=== TASK ITEM ===
Nothing should be output except the lines from the top of the material below through the line that contains "Level of theory: r2SCAN", each exactly as written.

=== DATASET CONTENT ===
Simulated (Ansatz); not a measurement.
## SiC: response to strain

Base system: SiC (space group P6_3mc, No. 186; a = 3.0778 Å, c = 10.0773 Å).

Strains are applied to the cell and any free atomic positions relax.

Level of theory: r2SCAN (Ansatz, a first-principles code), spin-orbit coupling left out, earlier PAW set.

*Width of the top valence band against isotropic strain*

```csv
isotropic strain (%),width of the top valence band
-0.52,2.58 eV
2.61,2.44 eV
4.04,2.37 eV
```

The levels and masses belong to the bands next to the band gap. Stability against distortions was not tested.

=== EXERCISE ANSWER ===
Simulated (Ansatz); not a measurement.
## SiC: response to strain

Base system: SiC (space group P6_3mc, No. 186; a = 3.0778 Å, c = 10.0773 Å).

Strains are applied to the cell and any free atomic positions relax.

Level of theory: r2SCAN (Ansatz, a first-principles code), spin-orbit coupling left out, earlier PAW set.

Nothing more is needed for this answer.